▸ **TASK ITEM**
Starting with the first line below, reproduce each line exactly until you have included the one bearing "## 1. The starting structure".

________

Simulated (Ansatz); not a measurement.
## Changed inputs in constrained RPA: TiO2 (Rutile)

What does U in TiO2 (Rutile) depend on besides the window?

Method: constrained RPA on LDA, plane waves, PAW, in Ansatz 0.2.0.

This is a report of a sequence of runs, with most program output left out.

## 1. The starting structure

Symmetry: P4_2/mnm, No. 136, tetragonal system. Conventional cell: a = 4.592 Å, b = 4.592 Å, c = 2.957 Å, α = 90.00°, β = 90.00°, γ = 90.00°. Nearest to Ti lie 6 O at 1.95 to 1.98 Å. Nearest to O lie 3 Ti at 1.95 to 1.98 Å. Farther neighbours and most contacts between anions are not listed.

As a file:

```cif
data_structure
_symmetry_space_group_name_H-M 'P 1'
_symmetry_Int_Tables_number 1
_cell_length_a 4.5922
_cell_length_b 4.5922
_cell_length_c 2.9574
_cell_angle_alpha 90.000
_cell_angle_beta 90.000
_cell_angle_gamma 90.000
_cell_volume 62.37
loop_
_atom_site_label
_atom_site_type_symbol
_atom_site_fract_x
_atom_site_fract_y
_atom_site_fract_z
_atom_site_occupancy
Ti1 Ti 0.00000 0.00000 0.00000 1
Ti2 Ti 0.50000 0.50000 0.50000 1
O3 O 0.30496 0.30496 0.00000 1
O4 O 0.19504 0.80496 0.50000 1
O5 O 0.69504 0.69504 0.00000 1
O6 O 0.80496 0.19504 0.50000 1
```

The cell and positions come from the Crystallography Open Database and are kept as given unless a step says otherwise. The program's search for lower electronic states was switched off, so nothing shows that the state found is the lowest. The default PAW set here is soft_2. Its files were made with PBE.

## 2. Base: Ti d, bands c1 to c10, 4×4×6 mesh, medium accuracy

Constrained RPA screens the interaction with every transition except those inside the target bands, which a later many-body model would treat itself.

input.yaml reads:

________

▸ **WORKED SOLUTION**
Simulated (Ansatz); not a measurement.
## Changed inputs in constrained RPA: TiO2 (Rutile)

What does U in TiO2 (Rutile) depend on besides the window?

Method: constrained RPA on LDA, plane waves, PAW, in Ansatz 0.2.0.

This is a report of a sequence of runs, with most program output left out.

## 1. The starting structure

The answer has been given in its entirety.